# [Work order]
Write the records out again, exactly.

============================================================
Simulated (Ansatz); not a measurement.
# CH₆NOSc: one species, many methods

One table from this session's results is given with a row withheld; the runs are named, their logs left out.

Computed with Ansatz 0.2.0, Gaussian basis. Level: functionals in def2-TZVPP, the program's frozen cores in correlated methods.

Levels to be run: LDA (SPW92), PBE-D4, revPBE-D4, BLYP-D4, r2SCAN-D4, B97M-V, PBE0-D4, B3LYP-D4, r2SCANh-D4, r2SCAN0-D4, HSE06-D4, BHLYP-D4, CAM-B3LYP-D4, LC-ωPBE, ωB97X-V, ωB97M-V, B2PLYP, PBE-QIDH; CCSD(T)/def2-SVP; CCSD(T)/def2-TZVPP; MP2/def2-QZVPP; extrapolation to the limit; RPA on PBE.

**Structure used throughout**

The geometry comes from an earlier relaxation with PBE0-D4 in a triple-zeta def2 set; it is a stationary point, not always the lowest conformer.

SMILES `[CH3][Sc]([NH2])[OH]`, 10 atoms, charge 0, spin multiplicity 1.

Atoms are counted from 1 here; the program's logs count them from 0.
============================================================

# [Response]
Simulated (Ansatz); not a measurement.
# CH₆NOSc: one species, many methods

One table from this session's results is given with a row withheld; the runs are named, their logs left out.

Computed with Ansatz 0.2.0, Gaussian basis. Level: functionals in def2-TZVPP, the program's frozen cores in correlated methods.

Levels to be run: LDA (SPW92), PBE-D4, revPBE-D4, BLYP-D4, r2SCAN-D4, B97M-V, PBE0-D4, B3LYP-D4, r2SCANh-D4, r2SCAN0-D4, HSE06-D4, BHLYP-D4, CAM-B3LYP-D4, LC-ωPBE, ωB97X-V, ωB97M-V, B2PLYP, PBE-QIDH; CCSD(T)/def2-SVP; CCSD(T)/def2-TZVPP; MP2/def2-QZVPP; extrapolation to the limit; RPA on PBE.

**Structure used throughout**

The geometry comes from an earlier relaxation with PBE0-D4 in a triple-zeta def2 set; it is a stationary point, not always the lowest conformer.

SMILES `[CH3][Sc]([NH2])[OH]`, 10 atoms, charge 0, spin multiplicity 1.

Atoms are counted from 1 here; the program's logs count them from 0.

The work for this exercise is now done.